· · · · · · ·

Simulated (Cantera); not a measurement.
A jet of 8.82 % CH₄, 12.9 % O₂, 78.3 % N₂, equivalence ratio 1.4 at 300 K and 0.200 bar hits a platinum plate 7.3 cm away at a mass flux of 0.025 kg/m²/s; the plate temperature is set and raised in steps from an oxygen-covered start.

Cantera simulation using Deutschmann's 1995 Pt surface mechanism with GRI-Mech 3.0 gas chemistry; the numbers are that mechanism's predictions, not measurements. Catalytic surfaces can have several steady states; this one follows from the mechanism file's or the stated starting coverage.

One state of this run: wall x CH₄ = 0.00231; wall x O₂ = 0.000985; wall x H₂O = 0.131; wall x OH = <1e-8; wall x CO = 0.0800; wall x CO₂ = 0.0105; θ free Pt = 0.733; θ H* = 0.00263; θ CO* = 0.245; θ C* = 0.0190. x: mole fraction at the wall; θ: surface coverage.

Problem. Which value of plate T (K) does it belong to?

· · · · · · ·

Work item | All lines from the start of the entries through the line where "One state of" sits should be duplicated exactly, with nothing else in the output.

Response area |
Simulated (Cantera); not a measurement.
A jet of 8.82 % CH₄, 12.9 % O₂, 78.3 % N₂, equivalence ratio 1.4 at 300 K and 0.200 bar hits a platinum plate 7.3 cm away at a mass flux of 0.025 kg/m²/s; the plate temperature is set and raised in steps from an oxygen-covered start.

Cantera simulation using Deutschmann's 1995 Pt surface mechanism with GRI-Mech 3.0 gas chemistry; the numbers are that mechanism's predictions, not measurements. Catalytic surfaces can have several steady states; this one follows from the mechanism file's or the stated starting coverage.

One state of this run: wall x CH₄ = 0.00231; wall x O₂ = 0.000985; wall x H₂O = 0.131; wall x OH = <1e-8; wall x CO = 0.0800; wall x CO₂ = 0.0105; θ free Pt = 0.733; θ H* = 0.00263; θ CO* = 0.245; θ C* = 0.0190. x: mole fraction at the wall; θ: surface coverage.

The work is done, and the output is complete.